◆ **EXERCISE DATA**
======

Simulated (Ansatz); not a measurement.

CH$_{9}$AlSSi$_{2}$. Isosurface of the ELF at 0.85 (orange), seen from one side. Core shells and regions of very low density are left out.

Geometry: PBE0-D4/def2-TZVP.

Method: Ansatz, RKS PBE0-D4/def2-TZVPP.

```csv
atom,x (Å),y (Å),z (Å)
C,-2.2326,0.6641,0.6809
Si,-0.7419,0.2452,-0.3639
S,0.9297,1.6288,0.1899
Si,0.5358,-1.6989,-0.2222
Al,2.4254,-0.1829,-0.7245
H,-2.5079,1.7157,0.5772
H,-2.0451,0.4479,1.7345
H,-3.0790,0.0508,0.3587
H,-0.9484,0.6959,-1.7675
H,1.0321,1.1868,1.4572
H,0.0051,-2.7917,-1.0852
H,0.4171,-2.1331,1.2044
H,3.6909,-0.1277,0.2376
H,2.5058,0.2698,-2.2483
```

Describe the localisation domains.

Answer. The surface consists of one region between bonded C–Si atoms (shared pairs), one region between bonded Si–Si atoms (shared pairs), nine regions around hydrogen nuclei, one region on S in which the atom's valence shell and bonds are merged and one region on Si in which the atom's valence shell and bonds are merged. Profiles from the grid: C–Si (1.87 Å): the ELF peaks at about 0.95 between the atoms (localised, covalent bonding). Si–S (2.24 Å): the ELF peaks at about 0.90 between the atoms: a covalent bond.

======

◆ **REQUIREMENT**
Look back at the entries above. Retype the line with "are left out.", the line with "Describe the localisation domains.", and all lines in between.

◆ **RESPONSE AREA**
CH$_{9}$AlSSi$_{2}$. Isosurface of the ELF at 0.85 (orange), seen from one side. Core shells and regions of very low density are left out.

Geometry: PBE0-D4/def2-TZVP.

Method: Ansatz, RKS PBE0-D4/def2-TZVPP.

```csv
atom,x (Å),y (Å),z (Å)
C,-2.2326,0.6641,0.6809
Si,-0.7419,0.2452,-0.3639
S,0.9297,1.6288,0.1899
Si,0.5358,-1.6989,-0.2222
Al,2.4254,-0.1829,-0.7245
H,-2.5079,1.7157,0.5772
H,-2.0451,0.4479,1.7345
H,-3.0790,0.0508,0.3587
H,-0.9484,0.6959,-1.7675
H,1.0321,1.1868,1.4572
H,0.0051,-2.7917,-1.0852
H,0.4171,-2.1331,1.2044
H,3.6909,-0.1277,0.2376
H,2.5058,0.2698,-2.2483
```

Describe the localisation domains.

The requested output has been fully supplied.